Study material:
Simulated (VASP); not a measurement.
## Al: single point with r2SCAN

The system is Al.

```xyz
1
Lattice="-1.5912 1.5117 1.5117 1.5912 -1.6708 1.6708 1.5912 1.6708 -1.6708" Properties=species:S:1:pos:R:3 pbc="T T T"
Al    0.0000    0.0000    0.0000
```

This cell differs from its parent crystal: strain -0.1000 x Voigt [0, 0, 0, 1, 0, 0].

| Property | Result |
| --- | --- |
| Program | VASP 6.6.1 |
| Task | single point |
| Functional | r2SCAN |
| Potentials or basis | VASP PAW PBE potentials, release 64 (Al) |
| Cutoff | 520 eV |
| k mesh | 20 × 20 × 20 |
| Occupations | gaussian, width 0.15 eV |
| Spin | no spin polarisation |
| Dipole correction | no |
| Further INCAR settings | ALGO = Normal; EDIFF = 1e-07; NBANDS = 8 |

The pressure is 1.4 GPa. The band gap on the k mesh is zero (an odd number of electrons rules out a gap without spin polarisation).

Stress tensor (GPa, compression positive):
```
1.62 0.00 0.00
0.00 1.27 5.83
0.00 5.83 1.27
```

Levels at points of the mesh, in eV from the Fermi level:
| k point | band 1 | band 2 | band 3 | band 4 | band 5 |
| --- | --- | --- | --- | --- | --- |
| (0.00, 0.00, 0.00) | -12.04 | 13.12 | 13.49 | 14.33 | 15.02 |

Exercise: Every record above is to be restated exactly as it reads.

Response box:
Simulated (VASP); not a measurement.
## Al: single point with r2SCAN

The system is Al.

```xyz
1
Lattice="-1.5912 1.5117 1.5117 1.5912 -1.6708 1.6708 1.5912 1.6708 -1.6708" Properties=species:S:1:pos:R:3 pbc="T T T"
Al    0.0000    0.0000    0.0000
```

This cell differs from its parent crystal: strain -0.1000 x Voigt [0, 0, 0, 1, 0, 0].

| Property | Result |
| --- | --- |
| Program | VASP 6.6.1 |
| Task | single point |
| Functional | r2SCAN |
| Potentials or basis | VASP PAW PBE potentials, release 64 (Al) |
| Cutoff | 520 eV |
| k mesh | 20 × 20 × 20 |
| Occupations | gaussian, width 0.15 eV |
| Spin | no spin polarisation |
| Dipole correction | no |
| Further INCAR settings | ALGO = Normal; EDIFF = 1e-07; NBANDS = 8 |

The pressure is 1.4 GPa. The band gap on the k mesh is zero (an odd number of electrons rules out a gap without spin polarisation).

Stress tensor (GPa, compression positive):
```
1.62 0.00 0.00
0.00 1.27 5.83
0.00 5.83 1.27
```

Levels at points of the mesh, in eV from the Fermi level:
| k point | band 1 | band 2 | band 3 | band 4 | band 5 |
| --- | --- | --- | --- | --- | --- |
| (0.00, 0.00, 0.00) | -12.04 | 13.12 | 13.49 | 14.33 | 15.02 |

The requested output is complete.